*** Block opens ***
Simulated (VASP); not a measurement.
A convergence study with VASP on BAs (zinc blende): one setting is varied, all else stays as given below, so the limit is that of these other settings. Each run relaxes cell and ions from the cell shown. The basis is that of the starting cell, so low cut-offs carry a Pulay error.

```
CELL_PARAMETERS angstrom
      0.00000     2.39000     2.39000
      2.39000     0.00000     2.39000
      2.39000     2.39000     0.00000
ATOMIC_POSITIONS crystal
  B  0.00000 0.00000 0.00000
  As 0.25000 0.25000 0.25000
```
*** Block closes ***

**BRIEF**
Repeat each line above exactly as written.

**EXERCISE SOLUTION**
Simulated (VASP); not a measurement.
A convergence study with VASP on BAs (zinc blende): one setting is varied, all else stays as given below, so the limit is that of these other settings. Each run relaxes cell and ions from the cell shown. The basis is that of the starting cell, so low cut-offs carry a Pulay error.

```
CELL_PARAMETERS angstrom
      0.00000     2.39000     2.39000
      2.39000     0.00000     2.39000
      2.39000     2.39000     0.00000
ATOMIC_POSITIONS crystal
  B  0.00000 0.00000 0.00000
  As 0.25000 0.25000 0.25000
```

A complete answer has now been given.